→ **Assigned task**
In the listing below, write out exactly each line from the first through the one containing "On this cell: pressure".

→ **Data**
###
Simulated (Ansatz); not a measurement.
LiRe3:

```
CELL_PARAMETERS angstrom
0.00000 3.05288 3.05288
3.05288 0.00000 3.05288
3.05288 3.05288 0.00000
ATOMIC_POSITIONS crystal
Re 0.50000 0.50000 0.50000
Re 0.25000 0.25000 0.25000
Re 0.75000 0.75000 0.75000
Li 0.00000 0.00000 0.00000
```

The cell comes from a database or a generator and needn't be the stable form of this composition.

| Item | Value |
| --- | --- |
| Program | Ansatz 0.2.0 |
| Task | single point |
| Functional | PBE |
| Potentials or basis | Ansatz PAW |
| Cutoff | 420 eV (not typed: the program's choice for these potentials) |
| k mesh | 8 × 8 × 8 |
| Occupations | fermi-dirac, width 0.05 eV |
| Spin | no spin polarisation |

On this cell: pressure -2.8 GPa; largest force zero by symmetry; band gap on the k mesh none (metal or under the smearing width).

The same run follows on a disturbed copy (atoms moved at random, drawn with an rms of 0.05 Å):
###

→ **Response area**
Simulated (Ansatz); not a measurement.
LiRe3:

```
CELL_PARAMETERS angstrom
0.00000 3.05288 3.05288
3.05288 0.00000 3.05288
3.05288 3.05288 0.00000
ATOMIC_POSITIONS crystal
Re 0.50000 0.50000 0.50000
Re 0.25000 0.25000 0.25000
Re 0.75000 0.75000 0.75000
Li 0.00000 0.00000 0.00000
```

The cell comes from a database or a generator and needn't be the stable form of this composition.

| Item | Value |
| --- | --- |
| Program | Ansatz 0.2.0 |
| Task | single point |
| Functional | PBE |
| Potentials or basis | Ansatz PAW |
| Cutoff | 420 eV (not typed: the program's choice for these potentials) |
| k mesh | 8 × 8 × 8 |
| Occupations | fermi-dirac, width 0.05 eV |
| Spin | no spin polarisation |

On this cell: pressure -2.8 GPa; largest force zero by symmetry; band gap on the k mesh none (metal or under the smearing width).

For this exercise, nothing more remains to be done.